**INFORMATION GIVEN**
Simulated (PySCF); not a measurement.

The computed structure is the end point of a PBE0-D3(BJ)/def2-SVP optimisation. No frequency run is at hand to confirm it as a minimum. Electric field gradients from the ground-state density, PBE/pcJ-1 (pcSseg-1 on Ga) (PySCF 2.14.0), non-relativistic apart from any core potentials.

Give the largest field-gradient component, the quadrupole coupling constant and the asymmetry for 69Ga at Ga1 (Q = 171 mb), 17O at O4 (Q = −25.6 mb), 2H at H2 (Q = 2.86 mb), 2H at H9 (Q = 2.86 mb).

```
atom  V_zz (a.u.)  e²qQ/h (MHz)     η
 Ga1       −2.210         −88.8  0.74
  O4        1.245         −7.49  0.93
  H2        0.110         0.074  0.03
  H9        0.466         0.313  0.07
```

**WORK TASK**
The answer must contain every line of the material, unchanged.

**EXERCISE OUTPUT**
Simulated (PySCF); not a measurement.

The computed structure is the end point of a PBE0-D3(BJ)/def2-SVP optimisation. No frequency run is at hand to confirm it as a minimum. Electric field gradients from the ground-state density, PBE/pcJ-1 (pcSseg-1 on Ga) (PySCF 2.14.0), non-relativistic apart from any core potentials.

Give the largest field-gradient component, the quadrupole coupling constant and the asymmetry for 69Ga at Ga1 (Q = 171 mb), 17O at O4 (Q = −25.6 mb), 2H at H2 (Q = 2.86 mb), 2H at H9 (Q = 2.86 mb).

```
atom  V_zz (a.u.)  e²qQ/h (MHz)     η
 Ga1       −2.210         −88.8  0.74
  O4        1.245         −7.49  0.93
  H2        0.110         0.074  0.03
  H9        0.466         0.313  0.07
```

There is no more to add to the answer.